Work order: What is asked for is the whole listing, given again word for word.

═══ Material provided
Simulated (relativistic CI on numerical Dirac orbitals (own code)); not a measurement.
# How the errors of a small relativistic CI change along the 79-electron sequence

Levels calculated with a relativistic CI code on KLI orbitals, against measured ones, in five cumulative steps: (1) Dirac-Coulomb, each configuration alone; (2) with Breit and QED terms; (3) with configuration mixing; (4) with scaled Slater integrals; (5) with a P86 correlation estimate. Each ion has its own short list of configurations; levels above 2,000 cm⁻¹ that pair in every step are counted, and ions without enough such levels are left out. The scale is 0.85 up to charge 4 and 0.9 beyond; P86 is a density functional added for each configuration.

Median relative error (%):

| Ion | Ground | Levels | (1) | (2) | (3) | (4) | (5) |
══════

Response box:
Simulated (relativistic CI on numerical Dirac orbitals (own code)); not a measurement.
# How the errors of a small relativistic CI change along the 79-electron sequence

Levels calculated with a relativistic CI code on KLI orbitals, against measured ones, in five cumulative steps: (1) Dirac-Coulomb, each configuration alone; (2) with Breit and QED terms; (3) with configuration mixing; (4) with scaled Slater integrals; (5) with a P86 correlation estimate. Each ion has its own short list of configurations; levels above 2,000 cm⁻¹ that pair in every step are counted, and ions without enough such levels are left out. The scale is 0.85 up to charge 4 and 0.9 beyond; P86 is a density functional added for each configuration.

Median relative error (%):

| Ion | Ground | Levels | (1) | (2) | (3) | (4) | (5) |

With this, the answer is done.